◆ Work request: Write out the entries below exactly, from the first line to the one with "Elastic X-ray scattering", both ends included.

◆ Record set:
______________________________
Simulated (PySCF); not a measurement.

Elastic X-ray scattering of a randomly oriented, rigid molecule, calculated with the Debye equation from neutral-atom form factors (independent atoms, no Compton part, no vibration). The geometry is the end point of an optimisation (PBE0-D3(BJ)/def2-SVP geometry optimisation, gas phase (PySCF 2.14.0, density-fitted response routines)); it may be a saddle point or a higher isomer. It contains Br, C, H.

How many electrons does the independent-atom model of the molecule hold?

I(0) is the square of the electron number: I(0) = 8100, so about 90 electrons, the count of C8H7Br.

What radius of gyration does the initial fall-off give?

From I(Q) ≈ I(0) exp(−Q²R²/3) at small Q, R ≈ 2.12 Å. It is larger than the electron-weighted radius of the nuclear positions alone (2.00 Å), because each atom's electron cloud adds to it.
______________________________

◆ Task response:
Simulated (PySCF); not a measurement.

Elastic X-ray scattering of a randomly oriented, rigid molecule, calculated with the Debye equation from neutral-atom form factors (independent atoms, no Compton part, no vibration). The geometry is the end point of an optimisation (PBE0-D3(BJ)/def2-SVP geometry optimisation, gas phase (PySCF 2.14.0, density-fitted response routines)); it may be a saddle point or a higher isomer. It contains Br, C, H.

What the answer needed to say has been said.